### Activity
Copy out exactly the lines from the start of the data to the line containing "- Functional: PBE". Include both.

START Recorded data

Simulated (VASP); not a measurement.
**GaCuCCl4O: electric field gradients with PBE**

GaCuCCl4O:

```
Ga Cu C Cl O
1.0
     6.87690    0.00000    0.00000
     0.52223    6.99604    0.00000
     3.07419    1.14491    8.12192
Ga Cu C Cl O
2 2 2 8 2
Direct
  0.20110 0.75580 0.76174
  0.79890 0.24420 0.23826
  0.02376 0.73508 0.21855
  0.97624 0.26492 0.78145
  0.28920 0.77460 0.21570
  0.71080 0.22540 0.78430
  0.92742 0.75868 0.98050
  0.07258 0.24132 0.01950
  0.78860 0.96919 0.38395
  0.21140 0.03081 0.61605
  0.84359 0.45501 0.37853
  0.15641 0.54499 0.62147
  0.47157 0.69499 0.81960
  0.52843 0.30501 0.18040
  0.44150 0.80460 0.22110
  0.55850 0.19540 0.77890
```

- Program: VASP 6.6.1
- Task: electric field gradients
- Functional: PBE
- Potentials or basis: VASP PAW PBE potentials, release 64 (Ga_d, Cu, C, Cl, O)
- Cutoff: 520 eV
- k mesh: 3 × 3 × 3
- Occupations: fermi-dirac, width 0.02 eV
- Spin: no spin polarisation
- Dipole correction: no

END Recorded data

### Worked solution
Simulated (VASP); not a measurement.
**GaCuCCl4O: electric field gradients with PBE**

GaCuCCl4O:

```
Ga Cu C Cl O
1.0
     6.87690    0.00000    0.00000
     0.52223    6.99604    0.00000
     3.07419    1.14491    8.12192
Ga Cu C Cl O
2 2 2 8 2
Direct
  0.20110 0.75580 0.76174
  0.79890 0.24420 0.23826
  0.02376 0.73508 0.21855
  0.97624 0.26492 0.78145
  0.28920 0.77460 0.21570
  0.71080 0.22540 0.78430
  0.92742 0.75868 0.98050
  0.07258 0.24132 0.01950
  0.78860 0.96919 0.38395
  0.21140 0.03081 0.61605
  0.84359 0.45501 0.37853
  0.15641 0.54499 0.62147
  0.47157 0.69499 0.81960
  0.52843 0.30501 0.18040
  0.44150 0.80460 0.22110
  0.55850 0.19540 0.77890
```

- Program: VASP 6.6.1
- Task: electric field gradients
- Functional: PBE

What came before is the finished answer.